--------------------------------

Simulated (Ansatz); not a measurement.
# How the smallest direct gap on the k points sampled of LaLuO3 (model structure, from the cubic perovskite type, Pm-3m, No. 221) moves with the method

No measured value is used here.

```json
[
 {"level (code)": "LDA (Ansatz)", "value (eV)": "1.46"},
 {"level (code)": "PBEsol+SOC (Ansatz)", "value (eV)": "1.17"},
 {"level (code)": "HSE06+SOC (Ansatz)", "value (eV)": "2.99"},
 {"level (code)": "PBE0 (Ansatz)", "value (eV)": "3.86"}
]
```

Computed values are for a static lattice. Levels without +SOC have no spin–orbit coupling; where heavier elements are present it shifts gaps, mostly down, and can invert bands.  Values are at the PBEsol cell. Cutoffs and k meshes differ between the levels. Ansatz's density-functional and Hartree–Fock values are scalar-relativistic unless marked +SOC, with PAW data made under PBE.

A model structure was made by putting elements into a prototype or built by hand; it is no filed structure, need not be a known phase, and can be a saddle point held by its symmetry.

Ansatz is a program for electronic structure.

--------------------------------

## EXERCISE
The records above are to be given again in full, word for word.

## ANSWER AREA
Simulated (Ansatz); not a measurement.
# How the smallest direct gap on the k points sampled of LaLuO3 (model structure, from the cubic perovskite type, Pm-3m, No. 221) moves with the method

No measured value is used here.

```json
[
 {"level (code)": "LDA (Ansatz)", "value (eV)": "1.46"},
 {"level (code)": "PBEsol+SOC (Ansatz)", "value (eV)": "1.17"},
 {"level (code)": "HSE06+SOC (Ansatz)", "value (eV)": "2.99"},
 {"level (code)": "PBE0 (Ansatz)", "value (eV)": "3.86"}
]
```

Computed values are for a static lattice. Levels without +SOC have no spin–orbit coupling; where heavier elements are present it shifts gaps, mostly down, and can invert bands.  Values are at the PBEsol cell. Cutoffs and k meshes differ between the levels. Ansatz's density-functional and Hartree–Fock values are scalar-relativistic unless marked +SOC, with PAW data made under PBE.

A model structure was made by putting elements into a prototype or built by hand; it is no filed structure, need not be a known phase, and can be a saddle point held by its symmetry.

Ansatz is a program for electronic structure.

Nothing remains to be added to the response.